┏━━

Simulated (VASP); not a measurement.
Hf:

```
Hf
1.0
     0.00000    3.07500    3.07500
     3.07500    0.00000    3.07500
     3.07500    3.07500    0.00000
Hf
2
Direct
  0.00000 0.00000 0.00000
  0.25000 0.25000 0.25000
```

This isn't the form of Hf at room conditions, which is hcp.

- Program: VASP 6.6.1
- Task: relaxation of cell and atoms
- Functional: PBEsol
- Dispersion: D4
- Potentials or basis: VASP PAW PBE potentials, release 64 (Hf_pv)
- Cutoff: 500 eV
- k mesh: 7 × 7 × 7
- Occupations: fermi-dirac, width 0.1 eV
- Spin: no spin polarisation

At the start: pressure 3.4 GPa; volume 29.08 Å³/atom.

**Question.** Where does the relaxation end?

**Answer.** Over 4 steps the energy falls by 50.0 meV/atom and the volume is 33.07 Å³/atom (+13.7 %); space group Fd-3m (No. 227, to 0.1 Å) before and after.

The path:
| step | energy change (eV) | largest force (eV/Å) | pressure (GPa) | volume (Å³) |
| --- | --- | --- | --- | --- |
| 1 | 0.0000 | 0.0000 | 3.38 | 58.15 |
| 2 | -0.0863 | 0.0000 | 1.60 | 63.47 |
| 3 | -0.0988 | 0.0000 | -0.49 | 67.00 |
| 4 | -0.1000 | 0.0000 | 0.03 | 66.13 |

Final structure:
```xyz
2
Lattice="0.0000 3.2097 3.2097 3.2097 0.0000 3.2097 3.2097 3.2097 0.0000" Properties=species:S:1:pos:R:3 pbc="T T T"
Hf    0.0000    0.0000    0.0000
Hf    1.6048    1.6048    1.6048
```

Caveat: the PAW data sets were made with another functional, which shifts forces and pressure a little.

┗━━

Action item →
From the material above, set down exactly the lines starting at the one with "the relaxation end?" and ending at the one with "3.38 | 58.15 |", end lines included.

Task result →
**Question.** Where does the relaxation end?

**Answer.** Over 4 steps the energy falls by 50.0 meV/atom and the volume is 33.07 Å³/atom (+13.7 %); space group Fd-3m (No. 227, to 0.1 Å) before and after.

The path:
| step | energy change (eV) | largest force (eV/Å) | pressure (GPa) | volume (Å³) |
| --- | --- | --- | --- | --- |
| 1 | 0.0000 | 0.0000 | 3.38 | 58.15 |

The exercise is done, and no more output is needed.